Print, from the listing below, the lines starting at the line containing "9.50 | 11.15 |" and ending at the line containing "Wall time 6.2", exactly as they stand, and print nothing else.

= Beginning of Section =
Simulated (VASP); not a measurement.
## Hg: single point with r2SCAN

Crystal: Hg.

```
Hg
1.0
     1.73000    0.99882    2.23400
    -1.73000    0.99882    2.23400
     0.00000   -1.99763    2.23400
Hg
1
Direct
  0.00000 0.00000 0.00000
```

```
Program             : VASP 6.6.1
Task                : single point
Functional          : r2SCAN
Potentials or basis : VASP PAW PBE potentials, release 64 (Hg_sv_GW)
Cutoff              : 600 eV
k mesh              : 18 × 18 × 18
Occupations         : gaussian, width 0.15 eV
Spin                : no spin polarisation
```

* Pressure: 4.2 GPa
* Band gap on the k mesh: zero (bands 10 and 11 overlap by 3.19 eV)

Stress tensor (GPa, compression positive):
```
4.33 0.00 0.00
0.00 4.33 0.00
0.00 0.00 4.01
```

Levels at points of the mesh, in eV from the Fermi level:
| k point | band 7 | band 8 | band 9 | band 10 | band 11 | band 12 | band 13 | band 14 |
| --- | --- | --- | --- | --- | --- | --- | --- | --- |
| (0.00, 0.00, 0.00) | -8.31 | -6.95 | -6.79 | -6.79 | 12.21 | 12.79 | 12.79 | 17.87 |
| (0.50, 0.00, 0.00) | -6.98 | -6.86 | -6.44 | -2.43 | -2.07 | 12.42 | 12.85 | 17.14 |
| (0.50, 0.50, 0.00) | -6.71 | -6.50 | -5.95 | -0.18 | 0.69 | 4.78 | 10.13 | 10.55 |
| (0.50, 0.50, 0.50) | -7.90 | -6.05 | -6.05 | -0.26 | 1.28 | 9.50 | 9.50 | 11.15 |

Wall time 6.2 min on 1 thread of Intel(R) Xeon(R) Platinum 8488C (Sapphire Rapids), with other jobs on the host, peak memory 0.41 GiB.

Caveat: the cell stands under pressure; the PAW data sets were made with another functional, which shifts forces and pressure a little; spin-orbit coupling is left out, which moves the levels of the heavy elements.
= End of Section =

Problem solution:
| (0.50, 0.50, 0.50) | -7.90 | -6.05 | -6.05 | -0.26 | 1.28 | 9.50 | 9.50 | 11.15 |

Wall time 6.2 min on 1 thread of Intel(R) Xeon(R) Platinum 8488C (Sapphire Rapids), with other jobs on the host, peak memory 0.41 GiB.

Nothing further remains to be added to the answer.